▶ Required action: Go through the entries and set each one down exactly.

══ Supplied material ══
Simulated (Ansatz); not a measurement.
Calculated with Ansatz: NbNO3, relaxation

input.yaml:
═══

▶ Worked solution:
Simulated (Ansatz); not a measurement.
Calculated with Ansatz: NbNO3, relaxation

input.yaml:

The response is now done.